# Assignment
Write out each line of the entries exactly, starting at the first and finishing with the line that contains "The numbers are".

Material provided Start Marker
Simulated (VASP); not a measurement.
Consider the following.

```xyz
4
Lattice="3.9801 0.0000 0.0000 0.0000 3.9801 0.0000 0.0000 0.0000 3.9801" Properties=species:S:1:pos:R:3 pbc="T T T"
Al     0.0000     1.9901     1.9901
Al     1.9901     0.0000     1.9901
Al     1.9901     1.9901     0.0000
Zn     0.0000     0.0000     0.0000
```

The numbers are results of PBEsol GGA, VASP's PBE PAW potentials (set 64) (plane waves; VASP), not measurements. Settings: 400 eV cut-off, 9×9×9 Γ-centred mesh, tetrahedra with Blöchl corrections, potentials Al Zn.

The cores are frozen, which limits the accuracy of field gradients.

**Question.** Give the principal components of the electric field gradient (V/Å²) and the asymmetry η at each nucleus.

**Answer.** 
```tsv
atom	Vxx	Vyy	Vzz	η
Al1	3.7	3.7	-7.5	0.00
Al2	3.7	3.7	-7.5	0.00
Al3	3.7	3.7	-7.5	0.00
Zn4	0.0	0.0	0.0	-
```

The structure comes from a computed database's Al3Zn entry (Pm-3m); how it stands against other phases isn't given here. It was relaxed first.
Material provided End Marker

# Written reply
Simulated (VASP); not a measurement.
Consider the following.

```xyz
4
Lattice="3.9801 0.0000 0.0000 0.0000 3.9801 0.0000 0.0000 0.0000 3.9801" Properties=species:S:1:pos:R:3 pbc="T T T"
Al     0.0000     1.9901     1.9901
Al     1.9901     0.0000     1.9901
Al     1.9901     1.9901     0.0000
Zn     0.0000     0.0000     0.0000
```

The numbers are results of PBEsol GGA, VASP's PBE PAW potentials (set 64) (plane waves; VASP), not measurements. Settings: 400 eV cut-off, 9×9×9 Γ-centred mesh, tetrahedra with Blöchl corrections, potentials Al Zn.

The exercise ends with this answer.